▶ _Supplied data_:
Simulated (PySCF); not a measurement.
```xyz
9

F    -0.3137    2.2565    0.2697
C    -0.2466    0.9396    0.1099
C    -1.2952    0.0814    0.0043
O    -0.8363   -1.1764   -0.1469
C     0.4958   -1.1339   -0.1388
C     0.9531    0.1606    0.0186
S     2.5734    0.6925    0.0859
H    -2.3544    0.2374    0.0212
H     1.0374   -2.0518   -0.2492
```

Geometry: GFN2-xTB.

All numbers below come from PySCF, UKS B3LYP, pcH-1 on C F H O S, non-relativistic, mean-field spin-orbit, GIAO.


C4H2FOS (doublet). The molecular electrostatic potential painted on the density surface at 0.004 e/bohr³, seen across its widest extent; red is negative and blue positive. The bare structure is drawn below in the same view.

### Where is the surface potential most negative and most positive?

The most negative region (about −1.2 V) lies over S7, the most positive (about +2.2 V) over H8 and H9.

▶ _Activity_: Your task is to transcribe each record faithfully and in full.

▶ _Answer box_:
Simulated (PySCF); not a measurement.
```xyz
9

F    -0.3137    2.2565    0.2697
C    -0.2466    0.9396    0.1099
C    -1.2952    0.0814    0.0043
O    -0.8363   -1.1764   -0.1469
C     0.4958   -1.1339   -0.1388
C     0.9531    0.1606    0.0186
S     2.5734    0.6925    0.0859
H    -2.3544    0.2374    0.0212
H     1.0374   -2.0518   -0.2492
```

Geometry: GFN2-xTB.

All numbers below come from PySCF, UKS B3LYP, pcH-1 on C F H O S, non-relativistic, mean-field spin-orbit, GIAO.


C4H2FOS (doublet). The molecular electrostatic potential painted on the density surface at 0.004 e/bohr³, seen across its widest extent; red is negative and blue positive. The bare structure is drawn below in the same view.

### Where is the surface potential most negative and most positive?

The most negative region (about −1.2 V) lies over S7, the most positive (about +2.2 V) over H8 and H9.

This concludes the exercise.